Entries provided START

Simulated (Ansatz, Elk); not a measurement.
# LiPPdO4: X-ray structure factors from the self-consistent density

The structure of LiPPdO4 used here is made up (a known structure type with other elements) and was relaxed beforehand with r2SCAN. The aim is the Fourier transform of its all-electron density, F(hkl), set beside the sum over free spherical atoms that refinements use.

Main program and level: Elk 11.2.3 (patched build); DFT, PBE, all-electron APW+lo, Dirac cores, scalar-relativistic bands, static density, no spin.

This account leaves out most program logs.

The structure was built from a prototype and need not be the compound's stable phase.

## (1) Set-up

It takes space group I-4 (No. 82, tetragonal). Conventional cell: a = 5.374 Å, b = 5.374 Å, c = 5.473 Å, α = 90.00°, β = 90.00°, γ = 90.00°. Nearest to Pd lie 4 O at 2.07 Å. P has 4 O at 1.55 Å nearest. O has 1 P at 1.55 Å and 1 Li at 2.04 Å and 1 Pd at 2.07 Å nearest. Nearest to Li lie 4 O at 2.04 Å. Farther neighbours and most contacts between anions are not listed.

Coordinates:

Entries provided END

**Work order:** Quote the records above exactly, from the first line through the line containing "It takes space", and nothing more.

**Task solution:**
Simulated (Ansatz, Elk); not a measurement.
# LiPPdO4: X-ray structure factors from the self-consistent density

The structure of LiPPdO4 used here is made up (a known structure type with other elements) and was relaxed beforehand with r2SCAN. The aim is the Fourier transform of its all-electron density, F(hkl), set beside the sum over free spherical atoms that refinements use.

Main program and level: Elk 11.2.3 (patched build); DFT, PBE, all-electron APW+lo, Dirac cores, scalar-relativistic bands, static density, no spin.

This account leaves out most program logs.

The structure was built from a prototype and need not be the compound's stable phase.

## (1) Set-up

It takes space group I-4 (No. 82, tetragonal). Conventional cell: a = 5.374 Å, b = 5.374 Å, c = 5.473 Å, α = 90.00°, β = 90.00°, γ = 90.00°. Nearest to Pd lie 4 O at 2.07 Å. P has 4 O at 1.55 Å nearest. O has 1 P at 1.55 Å and 1 Li at 2.04 Å and 1 Pd at 2.07 Å nearest. Nearest to Li lie 4 O at 2.04 Å. Farther neighbours and most contacts between anions are not listed.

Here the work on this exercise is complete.